■ **Exercise data**
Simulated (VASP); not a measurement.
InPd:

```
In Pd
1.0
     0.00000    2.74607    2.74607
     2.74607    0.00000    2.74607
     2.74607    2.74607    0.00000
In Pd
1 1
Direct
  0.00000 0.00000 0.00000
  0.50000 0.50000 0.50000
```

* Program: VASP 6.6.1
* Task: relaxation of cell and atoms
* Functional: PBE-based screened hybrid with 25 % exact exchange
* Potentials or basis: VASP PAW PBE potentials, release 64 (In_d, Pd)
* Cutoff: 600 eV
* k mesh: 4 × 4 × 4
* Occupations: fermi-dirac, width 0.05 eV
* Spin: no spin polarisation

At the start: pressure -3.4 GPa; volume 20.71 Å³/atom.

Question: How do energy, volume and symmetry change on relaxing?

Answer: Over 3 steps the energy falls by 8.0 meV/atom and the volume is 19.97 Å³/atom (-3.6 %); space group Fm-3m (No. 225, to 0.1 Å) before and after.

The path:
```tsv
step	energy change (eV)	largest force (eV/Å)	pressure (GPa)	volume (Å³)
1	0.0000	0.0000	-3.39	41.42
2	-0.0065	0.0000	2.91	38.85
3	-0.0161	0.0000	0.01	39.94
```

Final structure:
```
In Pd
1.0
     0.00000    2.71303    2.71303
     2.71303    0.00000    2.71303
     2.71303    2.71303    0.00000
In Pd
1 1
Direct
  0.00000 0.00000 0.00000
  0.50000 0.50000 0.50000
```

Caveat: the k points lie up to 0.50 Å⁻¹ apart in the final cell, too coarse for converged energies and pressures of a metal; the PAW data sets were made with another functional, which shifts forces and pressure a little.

■ **Action item**
Each line from the top of the entries above through the line containing "cell and atoms" must be transcribed exactly, and no other line may appear.

■ **Answer box**
Simulated (VASP); not a measurement.
InPd:

```
In Pd
1.0
     0.00000    2.74607    2.74607
     2.74607    0.00000    2.74607
     2.74607    2.74607    0.00000
In Pd
1 1
Direct
  0.00000 0.00000 0.00000
  0.50000 0.50000 0.50000
```

* Program: VASP 6.6.1
* Task: relaxation of cell and atoms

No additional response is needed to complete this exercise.